======== Records provided ========
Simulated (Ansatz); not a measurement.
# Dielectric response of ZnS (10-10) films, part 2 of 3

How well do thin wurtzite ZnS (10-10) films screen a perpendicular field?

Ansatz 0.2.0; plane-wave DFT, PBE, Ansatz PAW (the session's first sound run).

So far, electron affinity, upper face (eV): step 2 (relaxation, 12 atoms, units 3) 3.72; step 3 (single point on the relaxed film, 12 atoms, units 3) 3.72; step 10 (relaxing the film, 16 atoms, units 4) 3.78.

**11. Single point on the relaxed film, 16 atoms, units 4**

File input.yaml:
========

Required action: Here you need to write out the listing above exactly, from its first line to its last.

Exercise answer:
Simulated (Ansatz); not a measurement.
# Dielectric response of ZnS (10-10) films, part 2 of 3

How well do thin wurtzite ZnS (10-10) films screen a perpendicular field?

Ansatz 0.2.0; plane-wave DFT, PBE, Ansatz PAW (the session's first sound run).

So far, electron affinity, upper face (eV): step 2 (relaxation, 12 atoms, units 3) 3.72; step 3 (single point on the relaxed film, 12 atoms, units 3) 3.72; step 10 (relaxing the film, 16 atoms, units 4) 3.78.

**11. Single point on the relaxed film, 16 atoms, units 4**

File input.yaml:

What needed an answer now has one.